**Supplied information:**
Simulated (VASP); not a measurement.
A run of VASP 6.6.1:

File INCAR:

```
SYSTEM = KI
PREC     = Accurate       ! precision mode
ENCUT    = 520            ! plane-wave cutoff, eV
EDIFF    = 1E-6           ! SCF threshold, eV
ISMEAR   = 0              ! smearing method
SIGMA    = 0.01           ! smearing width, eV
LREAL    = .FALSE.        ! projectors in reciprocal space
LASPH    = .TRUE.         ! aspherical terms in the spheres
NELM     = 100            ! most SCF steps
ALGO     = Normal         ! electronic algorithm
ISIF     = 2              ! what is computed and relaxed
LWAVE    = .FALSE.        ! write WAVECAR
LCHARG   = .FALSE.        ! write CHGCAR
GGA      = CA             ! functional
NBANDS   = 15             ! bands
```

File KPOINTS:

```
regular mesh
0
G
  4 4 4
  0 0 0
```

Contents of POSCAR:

**Task item:** Restate the whole listing exactly.

**Task output:**
Simulated (VASP); not a measurement.
A run of VASP 6.6.1:

File INCAR:

```
SYSTEM = KI
PREC     = Accurate       ! precision mode
ENCUT    = 520            ! plane-wave cutoff, eV
EDIFF    = 1E-6           ! SCF threshold, eV
ISMEAR   = 0              ! smearing method
SIGMA    = 0.01           ! smearing width, eV
LREAL    = .FALSE.        ! projectors in reciprocal space
LASPH    = .TRUE.         ! aspherical terms in the spheres
NELM     = 100            ! most SCF steps
ALGO     = Normal         ! electronic algorithm
ISIF     = 2              ! what is computed and relaxed
LWAVE    = .FALSE.        ! write WAVECAR
LCHARG   = .FALSE.        ! write CHGCAR
GGA      = CA             ! functional
NBANDS   = 15             ! bands
```

File KPOINTS:

```
regular mesh
0
G
  4 4 4
  0 0 0
```

Contents of POSCAR:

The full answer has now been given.